> **WORK ITEM**: Write out each line of the entries exactly, starting at the first and finishing with the line that contains "A: gap on the".

RECORDS PROVIDED below:

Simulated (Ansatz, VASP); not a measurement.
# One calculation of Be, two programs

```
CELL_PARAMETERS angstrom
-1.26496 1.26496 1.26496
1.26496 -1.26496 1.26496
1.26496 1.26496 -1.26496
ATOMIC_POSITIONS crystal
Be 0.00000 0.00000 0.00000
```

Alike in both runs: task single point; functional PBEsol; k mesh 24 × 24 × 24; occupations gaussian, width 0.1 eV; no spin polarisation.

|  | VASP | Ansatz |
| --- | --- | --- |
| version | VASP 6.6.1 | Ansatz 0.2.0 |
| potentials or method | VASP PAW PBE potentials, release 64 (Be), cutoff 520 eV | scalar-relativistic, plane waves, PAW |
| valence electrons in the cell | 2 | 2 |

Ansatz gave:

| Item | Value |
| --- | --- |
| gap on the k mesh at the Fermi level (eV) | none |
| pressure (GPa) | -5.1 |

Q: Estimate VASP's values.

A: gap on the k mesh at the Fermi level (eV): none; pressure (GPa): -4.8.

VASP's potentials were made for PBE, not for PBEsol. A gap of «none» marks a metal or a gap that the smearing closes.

End of RECORDS PROVIDED.

> **EXPECTED ANSWER**:
Simulated (Ansatz, VASP); not a measurement.
# One calculation of Be, two programs

```
CELL_PARAMETERS angstrom
-1.26496 1.26496 1.26496
1.26496 -1.26496 1.26496
1.26496 1.26496 -1.26496
ATOMIC_POSITIONS crystal
Be 0.00000 0.00000 0.00000
```

Alike in both runs: task single point; functional PBEsol; k mesh 24 × 24 × 24; occupations gaussian, width 0.1 eV; no spin polarisation.

|  | VASP | Ansatz |
| --- | --- | --- |
| version | VASP 6.6.1 | Ansatz 0.2.0 |
| potentials or method | VASP PAW PBE potentials, release 64 (Be), cutoff 520 eV | scalar-relativistic, plane waves, PAW |
| valence electrons in the cell | 2 | 2 |

Ansatz gave:

| Item | Value |
| --- | --- |
| gap on the k mesh at the Fermi level (eV) | none |
| pressure (GPa) | -5.1 |

Q: Estimate VASP's values.

A: gap on the k mesh at the Fermi level (eV): none; pressure (GPa): -4.8.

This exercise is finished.